═════ Data listing

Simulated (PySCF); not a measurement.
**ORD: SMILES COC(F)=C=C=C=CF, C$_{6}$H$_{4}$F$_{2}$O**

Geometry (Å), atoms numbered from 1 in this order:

══════════

Assignment:
Print the material once more, exactly as it appears.

Written reply:
Simulated (PySCF); not a measurement.
**ORD: SMILES COC(F)=C=C=C=CF, C$_{6}$H$_{4}$F$_{2}$O**

Geometry (Å), atoms numbered from 1 in this order:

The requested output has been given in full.